===== Record set =====

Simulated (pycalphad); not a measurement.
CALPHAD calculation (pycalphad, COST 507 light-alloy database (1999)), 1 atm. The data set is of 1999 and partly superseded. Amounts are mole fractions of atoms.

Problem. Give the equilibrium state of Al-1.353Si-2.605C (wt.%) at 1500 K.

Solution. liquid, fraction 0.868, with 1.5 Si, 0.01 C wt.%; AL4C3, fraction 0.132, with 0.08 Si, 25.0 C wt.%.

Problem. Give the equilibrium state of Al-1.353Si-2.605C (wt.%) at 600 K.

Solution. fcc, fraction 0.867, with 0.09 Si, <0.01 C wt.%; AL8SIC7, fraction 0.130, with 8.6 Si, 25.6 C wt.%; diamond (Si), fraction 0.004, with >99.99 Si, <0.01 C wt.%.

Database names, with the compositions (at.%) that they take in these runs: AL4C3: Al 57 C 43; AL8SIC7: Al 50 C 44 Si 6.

=====

[Work order]: Retype all of the material exactly as it stands above.

[Exercise solution]:
Simulated (pycalphad); not a measurement.
CALPHAD calculation (pycalphad, COST 507 light-alloy database (1999)), 1 atm. The data set is of 1999 and partly superseded. Amounts are mole fractions of atoms.

Problem. Give the equilibrium state of Al-1.353Si-2.605C (wt.%) at 1500 K.

Solution. liquid, fraction 0.868, with 1.5 Si, 0.01 C wt.%; AL4C3, fraction 0.132, with 0.08 Si, 25.0 C wt.%.

Problem. Give the equilibrium state of Al-1.353Si-2.605C (wt.%) at 600 K.

Solution. fcc, fraction 0.867, with 0.09 Si, <0.01 C wt.%; AL8SIC7, fraction 0.130, with 8.6 Si, 25.6 C wt.%; diamond (Si), fraction 0.004, with >99.99 Si, <0.01 C wt.%.

Database names, with the compositions (at.%) that they take in these runs: AL4C3: Al 57 C 43; AL8SIC7: Al 50 C 44 Si 6.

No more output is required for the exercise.